- GIVEN INFORMATION:
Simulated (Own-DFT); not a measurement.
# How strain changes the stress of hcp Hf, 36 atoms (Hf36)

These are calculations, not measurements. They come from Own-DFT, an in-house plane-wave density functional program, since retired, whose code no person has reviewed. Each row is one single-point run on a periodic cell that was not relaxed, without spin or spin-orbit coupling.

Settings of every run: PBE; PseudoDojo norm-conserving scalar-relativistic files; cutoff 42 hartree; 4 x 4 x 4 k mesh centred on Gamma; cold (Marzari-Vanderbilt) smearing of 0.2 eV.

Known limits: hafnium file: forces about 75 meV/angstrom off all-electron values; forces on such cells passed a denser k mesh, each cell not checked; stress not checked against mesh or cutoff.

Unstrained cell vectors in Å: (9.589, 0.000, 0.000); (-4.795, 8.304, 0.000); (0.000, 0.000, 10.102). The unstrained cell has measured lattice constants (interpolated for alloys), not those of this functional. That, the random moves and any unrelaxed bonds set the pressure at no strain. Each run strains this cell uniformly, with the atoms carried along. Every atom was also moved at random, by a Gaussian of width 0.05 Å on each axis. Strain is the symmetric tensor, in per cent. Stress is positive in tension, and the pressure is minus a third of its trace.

- WORK ITEM:
All the records above need to be output exactly, with none omitted.

- WRITTEN REPLY:
Simulated (Own-DFT); not a measurement.
# How strain changes the stress of hcp Hf, 36 atoms (Hf36)

These are calculations, not measurements. They come from Own-DFT, an in-house plane-wave density functional program, since retired, whose code no person has reviewed. Each row is one single-point run on a periodic cell that was not relaxed, without spin or spin-orbit coupling.

Settings of every run: PBE; PseudoDojo norm-conserving scalar-relativistic files; cutoff 42 hartree; 4 x 4 x 4 k mesh centred on Gamma; cold (Marzari-Vanderbilt) smearing of 0.2 eV.

Known limits: hafnium file: forces about 75 meV/angstrom off all-electron values; forces on such cells passed a denser k mesh, each cell not checked; stress not checked against mesh or cutoff.

Unstrained cell vectors in Å: (9.589, 0.000, 0.000); (-4.795, 8.304, 0.000); (0.000, 0.000, 10.102). The unstrained cell has measured lattice constants (interpolated for alloys), not those of this functional. That, the random moves and any unrelaxed bonds set the pressure at no strain. Each run strains this cell uniformly, with the atoms carried along. Every atom was also moved at random, by a Gaussian of width 0.05 Å on each axis. Strain is the symmetric tensor, in per cent. Stress is positive in tension, and the pressure is minus a third of its trace.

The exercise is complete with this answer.